■ **Work item**:
Beginning with the first line of the data below, extract each line up to and including the one containing "Problem. Predict the band gap on the k mesh.". Copy them exactly and add nothing.

____ Provided information
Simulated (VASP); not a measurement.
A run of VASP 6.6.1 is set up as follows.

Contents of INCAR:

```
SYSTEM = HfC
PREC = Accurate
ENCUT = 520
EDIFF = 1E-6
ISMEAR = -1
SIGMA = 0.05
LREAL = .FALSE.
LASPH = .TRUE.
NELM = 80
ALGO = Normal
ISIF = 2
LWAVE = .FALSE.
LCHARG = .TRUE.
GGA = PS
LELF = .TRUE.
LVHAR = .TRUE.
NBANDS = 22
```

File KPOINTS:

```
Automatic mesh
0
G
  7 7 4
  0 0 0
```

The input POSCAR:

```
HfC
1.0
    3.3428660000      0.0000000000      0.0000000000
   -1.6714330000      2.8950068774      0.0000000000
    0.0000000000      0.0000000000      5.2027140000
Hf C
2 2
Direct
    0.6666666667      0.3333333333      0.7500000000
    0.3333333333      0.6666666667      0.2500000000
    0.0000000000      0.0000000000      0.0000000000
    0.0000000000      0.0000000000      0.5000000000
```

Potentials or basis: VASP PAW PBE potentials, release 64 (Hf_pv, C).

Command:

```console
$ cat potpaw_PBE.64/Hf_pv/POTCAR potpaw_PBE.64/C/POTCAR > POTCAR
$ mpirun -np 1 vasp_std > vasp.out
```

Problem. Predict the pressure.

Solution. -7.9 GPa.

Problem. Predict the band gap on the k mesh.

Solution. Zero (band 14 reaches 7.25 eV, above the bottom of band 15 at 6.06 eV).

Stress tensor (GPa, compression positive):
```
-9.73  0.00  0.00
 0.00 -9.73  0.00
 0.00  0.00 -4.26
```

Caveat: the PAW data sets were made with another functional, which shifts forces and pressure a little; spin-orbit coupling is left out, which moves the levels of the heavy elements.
________

■ **Your response**:
Simulated (VASP); not a measurement.
A run of VASP 6.6.1 is set up as follows.

Contents of INCAR:

```
SYSTEM = HfC
PREC = Accurate
ENCUT = 520
EDIFF = 1E-6
ISMEAR = -1
SIGMA = 0.05
LREAL = .FALSE.
LASPH = .TRUE.
NELM = 80
ALGO = Normal
ISIF = 2
LWAVE = .FALSE.
LCHARG = .TRUE.
GGA = PS
LELF = .TRUE.
LVHAR = .TRUE.
NBANDS = 22
```

File KPOINTS:

```
Automatic mesh
0
G
  7 7 4
  0 0 0
```

The input POSCAR:

```
HfC
1.0
    3.3428660000      0.0000000000      0.0000000000
   -1.6714330000      2.8950068774      0.0000000000
    0.0000000000      0.0000000000      5.2027140000
Hf C
2 2
Direct
    0.6666666667      0.3333333333      0.7500000000
    0.3333333333      0.6666666667      0.2500000000
    0.0000000000      0.0000000000      0.0000000000
    0.0000000000      0.0000000000      0.5000000000
```

Potentials or basis: VASP PAW PBE potentials, release 64 (Hf_pv, C).

Command:

```console
$ cat potpaw_PBE.64/Hf_pv/POTCAR potpaw_PBE.64/C/POTCAR > POTCAR
$ mpirun -np 1 vasp_std > vasp.out
```

Problem. Predict the pressure.

Solution. -7.9 GPa.

Problem. Predict the band gap on the k mesh.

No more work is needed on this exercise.